Material provided:
_ _ _ _
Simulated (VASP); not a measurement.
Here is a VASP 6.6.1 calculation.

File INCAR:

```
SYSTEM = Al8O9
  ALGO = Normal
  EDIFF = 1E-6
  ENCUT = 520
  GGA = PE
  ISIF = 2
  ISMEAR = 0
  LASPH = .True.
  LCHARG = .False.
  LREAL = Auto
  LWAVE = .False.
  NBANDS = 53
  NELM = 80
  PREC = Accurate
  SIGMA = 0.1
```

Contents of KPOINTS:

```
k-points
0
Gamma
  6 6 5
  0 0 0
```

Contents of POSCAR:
_ _ _ _

Would you reproduce the whole listing above, word for word?

Simulated (VASP); not a measurement.
Here is a VASP 6.6.1 calculation.

File INCAR:

```
SYSTEM = Al8O9
  ALGO = Normal
  EDIFF = 1E-6
  ENCUT = 520
  GGA = PE
  ISIF = 2
  ISMEAR = 0
  LASPH = .True.
  LCHARG = .False.
  LREAL = Auto
  LWAVE = .False.
  NBANDS = 53
  NELM = 80
  PREC = Accurate
  SIGMA = 0.1
```

Contents of KPOINTS:

```
k-points
0
Gamma
  6 6 5
  0 0 0
```

Contents of POSCAR:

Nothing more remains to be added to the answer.